Entries provided:
+ + + + +
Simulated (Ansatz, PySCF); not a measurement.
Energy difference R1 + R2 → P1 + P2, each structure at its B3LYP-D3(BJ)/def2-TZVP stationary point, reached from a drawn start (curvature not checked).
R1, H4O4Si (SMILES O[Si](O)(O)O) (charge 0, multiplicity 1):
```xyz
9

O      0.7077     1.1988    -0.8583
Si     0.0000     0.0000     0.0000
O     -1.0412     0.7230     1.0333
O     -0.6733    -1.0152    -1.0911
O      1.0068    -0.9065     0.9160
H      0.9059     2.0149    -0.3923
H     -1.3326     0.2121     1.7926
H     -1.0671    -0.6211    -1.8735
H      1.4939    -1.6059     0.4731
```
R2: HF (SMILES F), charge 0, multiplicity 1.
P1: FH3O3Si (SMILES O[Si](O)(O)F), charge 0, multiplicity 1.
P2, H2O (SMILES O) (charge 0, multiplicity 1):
+ + + + +

Brief: Exactly as they stand, set down the lines from the top of the data through the line with "P1: FH3O3Si (SMILES".

Answer section:
Simulated (Ansatz, PySCF); not a measurement.
Energy difference R1 + R2 → P1 + P2, each structure at its B3LYP-D3(BJ)/def2-TZVP stationary point, reached from a drawn start (curvature not checked).
R1, H4O4Si (SMILES O[Si](O)(O)O) (charge 0, multiplicity 1):
```xyz
9

O      0.7077     1.1988    -0.8583
Si     0.0000     0.0000     0.0000
O     -1.0412     0.7230     1.0333
O     -0.6733    -1.0152    -1.0911
O      1.0068    -0.9065     0.9160
H      0.9059     2.0149    -0.3923
H     -1.3326     0.2121     1.7926
H     -1.0671    -0.6211    -1.8735
H      1.4939    -1.6059     0.4731
```
R2: HF (SMILES F), charge 0, multiplicity 1.
P1: FH3O3Si (SMILES O[Si](O)(O)F), charge 0, multiplicity 1.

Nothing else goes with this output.